* [Task item] Every line from the one containing "Q: What stiffness" to the one containing "A: A cubic fit" in the records below, both included, must be set down exactly, and no other line.

=== Data for review ===

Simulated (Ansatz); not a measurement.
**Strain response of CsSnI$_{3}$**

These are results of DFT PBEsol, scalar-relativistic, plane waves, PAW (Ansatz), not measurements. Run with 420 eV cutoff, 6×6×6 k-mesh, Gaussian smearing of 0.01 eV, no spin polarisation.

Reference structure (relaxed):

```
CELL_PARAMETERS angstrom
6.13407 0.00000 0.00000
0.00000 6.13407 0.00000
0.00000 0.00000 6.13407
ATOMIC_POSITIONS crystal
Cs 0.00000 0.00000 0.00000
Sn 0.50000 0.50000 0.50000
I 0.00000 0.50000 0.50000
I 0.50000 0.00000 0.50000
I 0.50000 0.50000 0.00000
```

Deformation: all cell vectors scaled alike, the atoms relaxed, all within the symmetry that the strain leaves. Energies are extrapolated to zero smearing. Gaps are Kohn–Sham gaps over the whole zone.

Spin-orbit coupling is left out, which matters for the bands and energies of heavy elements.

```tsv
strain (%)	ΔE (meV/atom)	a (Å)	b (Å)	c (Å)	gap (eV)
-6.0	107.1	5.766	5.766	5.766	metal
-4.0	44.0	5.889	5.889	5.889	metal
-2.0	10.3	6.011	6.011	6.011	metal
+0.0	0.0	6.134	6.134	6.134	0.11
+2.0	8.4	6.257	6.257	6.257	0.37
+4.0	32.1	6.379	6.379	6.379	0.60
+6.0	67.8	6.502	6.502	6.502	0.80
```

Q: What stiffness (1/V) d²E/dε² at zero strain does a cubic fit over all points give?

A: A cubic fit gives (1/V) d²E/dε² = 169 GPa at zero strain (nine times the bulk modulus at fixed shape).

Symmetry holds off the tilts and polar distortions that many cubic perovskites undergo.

===

* [Problem solution]
Q: What stiffness (1/V) d²E/dε² at zero strain does a cubic fit over all points give?

A: A cubic fit gives (1/V) d²E/dε² = 169 GPa at zero strain (nine times the bulk modulus at fixed shape).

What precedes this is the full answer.